- _EXCERPTED DATA_:
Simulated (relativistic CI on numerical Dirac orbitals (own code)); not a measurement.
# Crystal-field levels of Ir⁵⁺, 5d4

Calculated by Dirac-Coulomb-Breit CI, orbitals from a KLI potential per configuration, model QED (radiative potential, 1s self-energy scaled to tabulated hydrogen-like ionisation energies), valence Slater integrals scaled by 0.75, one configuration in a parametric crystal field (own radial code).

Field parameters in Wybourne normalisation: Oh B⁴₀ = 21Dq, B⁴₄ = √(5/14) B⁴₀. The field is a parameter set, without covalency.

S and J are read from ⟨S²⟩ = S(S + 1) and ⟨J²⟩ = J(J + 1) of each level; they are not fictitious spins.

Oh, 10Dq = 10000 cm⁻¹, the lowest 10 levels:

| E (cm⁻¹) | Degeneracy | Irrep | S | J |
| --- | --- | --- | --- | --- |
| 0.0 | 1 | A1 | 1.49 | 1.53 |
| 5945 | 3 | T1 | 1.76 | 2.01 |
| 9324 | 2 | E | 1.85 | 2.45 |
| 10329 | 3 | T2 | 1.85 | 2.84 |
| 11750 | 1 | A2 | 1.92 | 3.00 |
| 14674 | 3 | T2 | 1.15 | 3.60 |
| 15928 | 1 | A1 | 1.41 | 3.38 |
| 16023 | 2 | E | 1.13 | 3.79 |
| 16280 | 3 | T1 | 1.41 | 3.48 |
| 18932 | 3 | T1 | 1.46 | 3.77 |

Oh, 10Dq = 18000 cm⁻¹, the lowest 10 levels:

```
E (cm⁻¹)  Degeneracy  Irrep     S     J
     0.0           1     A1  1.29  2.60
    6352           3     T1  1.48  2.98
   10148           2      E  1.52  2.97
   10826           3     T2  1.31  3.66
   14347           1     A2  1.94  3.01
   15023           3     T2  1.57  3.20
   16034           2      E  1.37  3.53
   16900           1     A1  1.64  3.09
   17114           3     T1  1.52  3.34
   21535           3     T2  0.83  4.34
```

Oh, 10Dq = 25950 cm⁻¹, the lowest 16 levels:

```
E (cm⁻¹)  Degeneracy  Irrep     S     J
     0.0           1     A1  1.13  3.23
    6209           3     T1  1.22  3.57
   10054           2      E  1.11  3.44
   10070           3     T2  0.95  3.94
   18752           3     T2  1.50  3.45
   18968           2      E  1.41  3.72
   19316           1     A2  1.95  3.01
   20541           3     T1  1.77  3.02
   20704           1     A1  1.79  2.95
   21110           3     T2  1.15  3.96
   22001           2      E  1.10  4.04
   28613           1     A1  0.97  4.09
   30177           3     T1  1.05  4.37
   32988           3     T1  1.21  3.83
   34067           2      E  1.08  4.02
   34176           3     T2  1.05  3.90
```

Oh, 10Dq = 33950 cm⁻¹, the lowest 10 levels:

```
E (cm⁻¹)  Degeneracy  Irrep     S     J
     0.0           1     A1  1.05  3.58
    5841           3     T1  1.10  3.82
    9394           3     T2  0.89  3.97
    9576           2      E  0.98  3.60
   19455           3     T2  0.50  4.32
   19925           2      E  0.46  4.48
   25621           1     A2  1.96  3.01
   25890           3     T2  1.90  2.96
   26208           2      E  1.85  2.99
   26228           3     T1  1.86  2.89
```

- _TASK ITEM_: Restate word for word only the lines above from the line containing "S and J are" to the line containing "1.85 | 2.45 |", both of them included.

- _TASK ANSWER_:
S and J are read from ⟨S²⟩ = S(S + 1) and ⟨J²⟩ = J(J + 1) of each level; they are not fictitious spins.

Oh, 10Dq = 10000 cm⁻¹, the lowest 10 levels:

| E (cm⁻¹) | Degeneracy | Irrep | S | J |
| --- | --- | --- | --- | --- |
| 0.0 | 1 | A1 | 1.49 | 1.53 |
| 5945 | 3 | T1 | 1.76 | 2.01 |
| 9324 | 2 | E | 1.85 | 2.45 |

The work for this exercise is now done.